Available data »
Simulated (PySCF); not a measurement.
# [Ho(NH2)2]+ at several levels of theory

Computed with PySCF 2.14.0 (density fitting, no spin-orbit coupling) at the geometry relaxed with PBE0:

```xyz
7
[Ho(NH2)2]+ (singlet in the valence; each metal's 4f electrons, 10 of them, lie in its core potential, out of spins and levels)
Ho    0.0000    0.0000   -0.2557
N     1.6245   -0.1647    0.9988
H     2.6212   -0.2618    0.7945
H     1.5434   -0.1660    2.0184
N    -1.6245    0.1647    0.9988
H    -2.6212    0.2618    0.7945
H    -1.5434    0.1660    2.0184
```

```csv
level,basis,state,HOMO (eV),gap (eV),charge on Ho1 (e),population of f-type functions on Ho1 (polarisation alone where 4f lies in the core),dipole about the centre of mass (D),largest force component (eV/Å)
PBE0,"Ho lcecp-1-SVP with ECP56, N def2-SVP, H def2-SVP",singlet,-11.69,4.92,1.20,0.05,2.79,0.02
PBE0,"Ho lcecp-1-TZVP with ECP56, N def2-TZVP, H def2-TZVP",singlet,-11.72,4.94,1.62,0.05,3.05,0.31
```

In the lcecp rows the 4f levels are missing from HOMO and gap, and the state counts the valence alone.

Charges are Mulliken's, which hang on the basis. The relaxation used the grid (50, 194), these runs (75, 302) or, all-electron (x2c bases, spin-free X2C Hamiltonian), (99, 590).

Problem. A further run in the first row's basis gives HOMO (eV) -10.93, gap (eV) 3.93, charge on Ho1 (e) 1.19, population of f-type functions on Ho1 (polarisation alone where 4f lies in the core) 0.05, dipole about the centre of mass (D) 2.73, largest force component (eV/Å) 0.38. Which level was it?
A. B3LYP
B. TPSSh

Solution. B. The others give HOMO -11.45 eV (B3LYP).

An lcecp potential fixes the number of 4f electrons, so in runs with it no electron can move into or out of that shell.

Work instruction » Going down from the first line of the entries above, restate each line word for word until the line holding "In the lcecp" is done.

Result »
Simulated (PySCF); not a measurement.
# [Ho(NH2)2]+ at several levels of theory

Computed with PySCF 2.14.0 (density fitting, no spin-orbit coupling) at the geometry relaxed with PBE0:

```xyz
7
[Ho(NH2)2]+ (singlet in the valence; each metal's 4f electrons, 10 of them, lie in its core potential, out of spins and levels)
Ho    0.0000    0.0000   -0.2557
N     1.6245   -0.1647    0.9988
H     2.6212   -0.2618    0.7945
H     1.5434   -0.1660    2.0184
N    -1.6245    0.1647    0.9988
H    -2.6212    0.2618    0.7945
H    -1.5434    0.1660    2.0184
```

```csv
level,basis,state,HOMO (eV),gap (eV),charge on Ho1 (e),population of f-type functions on Ho1 (polarisation alone where 4f lies in the core),dipole about the centre of mass (D),largest force component (eV/Å)
PBE0,"Ho lcecp-1-SVP with ECP56, N def2-SVP, H def2-SVP",singlet,-11.69,4.92,1.20,0.05,2.79,0.02
PBE0,"Ho lcecp-1-TZVP with ECP56, N def2-TZVP, H def2-TZVP",singlet,-11.72,4.94,1.62,0.05,3.05,0.31
```

In the lcecp rows the 4f levels are missing from HOMO and gap, and the state counts the valence alone.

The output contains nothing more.